RECORDS SUPPLIED START
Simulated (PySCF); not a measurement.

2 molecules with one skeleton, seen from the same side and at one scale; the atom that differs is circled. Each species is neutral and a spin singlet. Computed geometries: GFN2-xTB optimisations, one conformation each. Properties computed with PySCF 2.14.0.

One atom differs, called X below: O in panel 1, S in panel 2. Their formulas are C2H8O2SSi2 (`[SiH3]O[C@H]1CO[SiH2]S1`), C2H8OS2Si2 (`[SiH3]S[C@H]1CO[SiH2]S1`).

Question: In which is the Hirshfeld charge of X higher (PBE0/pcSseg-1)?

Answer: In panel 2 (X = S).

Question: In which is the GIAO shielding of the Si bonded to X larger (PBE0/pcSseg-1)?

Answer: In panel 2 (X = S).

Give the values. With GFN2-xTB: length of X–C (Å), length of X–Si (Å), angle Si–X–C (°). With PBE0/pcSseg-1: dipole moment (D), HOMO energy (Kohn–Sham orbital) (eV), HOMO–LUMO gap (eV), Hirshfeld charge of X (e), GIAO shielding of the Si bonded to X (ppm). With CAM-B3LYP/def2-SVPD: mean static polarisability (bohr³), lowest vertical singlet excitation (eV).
RECORDS SUPPLIED END

Output every line of the data again, exactly.

Simulated (PySCF); not a measurement.

2 molecules with one skeleton, seen from the same side and at one scale; the atom that differs is circled. Each species is neutral and a spin singlet. Computed geometries: GFN2-xTB optimisations, one conformation each. Properties computed with PySCF 2.14.0.

One atom differs, called X below: O in panel 1, S in panel 2. Their formulas are C2H8O2SSi2 (`[SiH3]O[C@H]1CO[SiH2]S1`), C2H8OS2Si2 (`[SiH3]S[C@H]1CO[SiH2]S1`).

Question: In which is the Hirshfeld charge of X higher (PBE0/pcSseg-1)?

Answer: In panel 2 (X = S).

Question: In which is the GIAO shielding of the Si bonded to X larger (PBE0/pcSseg-1)?

Answer: In panel 2 (X = S).

Give the values. With GFN2-xTB: length of X–C (Å), length of X–Si (Å), angle Si–X–C (°). With PBE0/pcSseg-1: dipole moment (D), HOMO energy (Kohn–Sham orbital) (eV), HOMO–LUMO gap (eV), Hirshfeld charge of X (e), GIAO shielding of the Si bonded to X (ppm). With CAM-B3LYP/def2-SVPD: mean static polarisability (bohr³), lowest vertical singlet excitation (eV).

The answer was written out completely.